= Beginning of Section =
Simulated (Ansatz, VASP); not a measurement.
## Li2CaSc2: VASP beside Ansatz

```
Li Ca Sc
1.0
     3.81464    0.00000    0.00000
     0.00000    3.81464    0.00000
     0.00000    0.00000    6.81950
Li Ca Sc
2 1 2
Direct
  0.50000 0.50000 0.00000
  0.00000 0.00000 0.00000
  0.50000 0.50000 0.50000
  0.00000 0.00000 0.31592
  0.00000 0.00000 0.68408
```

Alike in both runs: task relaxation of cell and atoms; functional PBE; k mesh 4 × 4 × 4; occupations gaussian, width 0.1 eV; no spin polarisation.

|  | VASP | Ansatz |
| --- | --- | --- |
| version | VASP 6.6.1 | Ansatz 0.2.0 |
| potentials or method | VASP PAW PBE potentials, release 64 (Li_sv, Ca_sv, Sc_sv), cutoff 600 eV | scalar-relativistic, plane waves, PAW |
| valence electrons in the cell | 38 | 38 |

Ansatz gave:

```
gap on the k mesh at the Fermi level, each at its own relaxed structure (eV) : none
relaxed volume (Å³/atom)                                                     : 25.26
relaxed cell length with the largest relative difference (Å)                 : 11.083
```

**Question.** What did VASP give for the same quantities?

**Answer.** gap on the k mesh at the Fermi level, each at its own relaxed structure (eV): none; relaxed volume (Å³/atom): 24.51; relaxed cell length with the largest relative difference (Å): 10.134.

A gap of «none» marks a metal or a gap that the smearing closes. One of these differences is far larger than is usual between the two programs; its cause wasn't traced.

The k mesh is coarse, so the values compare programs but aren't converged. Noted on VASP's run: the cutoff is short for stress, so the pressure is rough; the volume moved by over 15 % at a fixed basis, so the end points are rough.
= End of Section =

- **ACTIVITY**
Above are the records. Print exactly, and only, the lines from the line with "the same quantities?" to the line with "difference (Å): 10.134.", both inclusive.

- **EXERCISE ANSWER**
**Question.** What did VASP give for the same quantities?

**Answer.** gap on the k mesh at the Fermi level, each at its own relaxed structure (eV): none; relaxed volume (Å³/atom): 24.51; relaxed cell length with the largest relative difference (Å): 10.134.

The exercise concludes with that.